Information given START
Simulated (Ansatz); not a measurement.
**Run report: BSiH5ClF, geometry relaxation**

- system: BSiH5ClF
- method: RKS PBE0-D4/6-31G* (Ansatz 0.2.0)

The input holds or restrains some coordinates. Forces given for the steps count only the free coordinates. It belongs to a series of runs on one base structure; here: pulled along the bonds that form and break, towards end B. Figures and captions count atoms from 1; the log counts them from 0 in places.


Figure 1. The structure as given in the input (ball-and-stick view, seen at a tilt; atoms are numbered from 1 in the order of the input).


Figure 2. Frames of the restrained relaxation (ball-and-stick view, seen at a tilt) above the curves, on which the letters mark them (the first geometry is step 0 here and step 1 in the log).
Information given END

**Assigned task:** Line by line, transcribe the material above exactly.

**Expected answer:**
Simulated (Ansatz); not a measurement.
**Run report: BSiH5ClF, geometry relaxation**

- system: BSiH5ClF
- method: RKS PBE0-D4/6-31G* (Ansatz 0.2.0)

The input holds or restrains some coordinates. Forces given for the steps count only the free coordinates. It belongs to a series of runs on one base structure; here: pulled along the bonds that form and break, towards end B. Figures and captions count atoms from 1; the log counts them from 0 in places.


Figure 1. The structure as given in the input (ball-and-stick view, seen at a tilt; atoms are numbered from 1 in the order of the input).


Figure 2. Frames of the restrained relaxation (ball-and-stick view, seen at a tilt) above the curves, on which the letters mark them (the first geometry is step 0 here and step 1 in the log).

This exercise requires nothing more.